[PROVIDED INFORMATION Boundary: Start]
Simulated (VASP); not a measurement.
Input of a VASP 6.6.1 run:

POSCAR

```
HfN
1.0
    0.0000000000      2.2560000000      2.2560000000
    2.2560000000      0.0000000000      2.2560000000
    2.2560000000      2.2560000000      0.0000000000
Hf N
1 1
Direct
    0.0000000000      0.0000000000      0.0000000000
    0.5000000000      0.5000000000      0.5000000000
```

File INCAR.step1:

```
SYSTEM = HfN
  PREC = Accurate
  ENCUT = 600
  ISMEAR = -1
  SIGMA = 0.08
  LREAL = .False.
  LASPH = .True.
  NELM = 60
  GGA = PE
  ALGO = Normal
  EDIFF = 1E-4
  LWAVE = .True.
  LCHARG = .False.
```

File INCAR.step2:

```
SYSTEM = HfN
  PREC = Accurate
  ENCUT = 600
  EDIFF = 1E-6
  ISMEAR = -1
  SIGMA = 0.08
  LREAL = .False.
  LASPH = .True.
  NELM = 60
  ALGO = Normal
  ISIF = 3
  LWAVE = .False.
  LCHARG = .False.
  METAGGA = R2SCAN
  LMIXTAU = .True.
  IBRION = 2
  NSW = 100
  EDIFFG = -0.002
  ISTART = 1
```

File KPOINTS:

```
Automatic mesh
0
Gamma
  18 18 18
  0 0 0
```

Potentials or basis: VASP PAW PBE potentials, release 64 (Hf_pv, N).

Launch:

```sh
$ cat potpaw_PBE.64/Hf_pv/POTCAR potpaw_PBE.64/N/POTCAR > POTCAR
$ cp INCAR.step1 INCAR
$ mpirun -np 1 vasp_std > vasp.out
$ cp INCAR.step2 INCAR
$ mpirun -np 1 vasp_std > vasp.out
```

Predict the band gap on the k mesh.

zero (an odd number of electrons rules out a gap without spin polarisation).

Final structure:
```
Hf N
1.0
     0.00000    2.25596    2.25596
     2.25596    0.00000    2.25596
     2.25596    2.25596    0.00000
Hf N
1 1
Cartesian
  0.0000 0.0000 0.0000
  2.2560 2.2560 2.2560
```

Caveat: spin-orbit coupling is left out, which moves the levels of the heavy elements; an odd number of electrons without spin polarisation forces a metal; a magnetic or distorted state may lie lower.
[PROVIDED INFORMATION Boundary: End]

• [ACTION ITEM] Retype, exactly as written, everything from the first line of the data above through the line containing "Predict the band gap on the k mesh.". Nothing else should appear.

• [TASK RESULT]
Simulated (VASP); not a measurement.
Input of a VASP 6.6.1 run:

POSCAR

```
HfN
1.0
    0.0000000000      2.2560000000      2.2560000000
    2.2560000000      0.0000000000      2.2560000000
    2.2560000000      2.2560000000      0.0000000000
Hf N
1 1
Direct
    0.0000000000      0.0000000000      0.0000000000
    0.5000000000      0.5000000000      0.5000000000
```

File INCAR.step1:

```
SYSTEM = HfN
  PREC = Accurate
  ENCUT = 600
  ISMEAR = -1
  SIGMA = 0.08
  LREAL = .False.
  LASPH = .True.
  NELM = 60
  GGA = PE
  ALGO = Normal
  EDIFF = 1E-4
  LWAVE = .True.
  LCHARG = .False.
```

File INCAR.step2:

```
SYSTEM = HfN
  PREC = Accurate
  ENCUT = 600
  EDIFF = 1E-6
  ISMEAR = -1
  SIGMA = 0.08
  LREAL = .False.
  LASPH = .True.
  NELM = 60
  ALGO = Normal
  ISIF = 3
  LWAVE = .False.
  LCHARG = .False.
  METAGGA = R2SCAN
  LMIXTAU = .True.
  IBRION = 2
  NSW = 100
  EDIFFG = -0.002
  ISTART = 1
```

File KPOINTS:

```
Automatic mesh
0
Gamma
  18 18 18
  0 0 0
```

Potentials or basis: VASP PAW PBE potentials, release 64 (Hf_pv, N).

Launch:

```sh
$ cat potpaw_PBE.64/Hf_pv/POTCAR potpaw_PBE.64/N/POTCAR > POTCAR
$ cp INCAR.step1 INCAR
$ mpirun -np 1 vasp_std > vasp.out
$ cp INCAR.step2 INCAR
$ mpirun -np 1 vasp_std > vasp.out
```

Predict the band gap on the k mesh.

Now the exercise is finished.